STUDY MATERIAL:
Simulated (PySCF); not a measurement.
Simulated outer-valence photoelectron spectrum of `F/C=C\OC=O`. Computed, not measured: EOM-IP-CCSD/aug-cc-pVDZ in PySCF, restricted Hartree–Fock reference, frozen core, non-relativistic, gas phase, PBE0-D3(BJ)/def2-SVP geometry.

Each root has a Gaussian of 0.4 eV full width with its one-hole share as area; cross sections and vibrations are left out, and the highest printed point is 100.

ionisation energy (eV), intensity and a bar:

ACTION ITEM: Print all records shown above, word for word.

EXPECTED ANSWER:
Simulated (PySCF); not a measurement.
Simulated outer-valence photoelectron spectrum of `F/C=C\OC=O`. Computed, not measured: EOM-IP-CCSD/aug-cc-pVDZ in PySCF, restricted Hartree–Fock reference, frozen core, non-relativistic, gas phase, PBE0-D3(BJ)/def2-SVP geometry.

Each root has a Gaussian of 0.4 eV full width with its one-hole share as area; cross sections and vibrations are left out, and the highest printed point is 100.

ionisation energy (eV), intensity and a bar:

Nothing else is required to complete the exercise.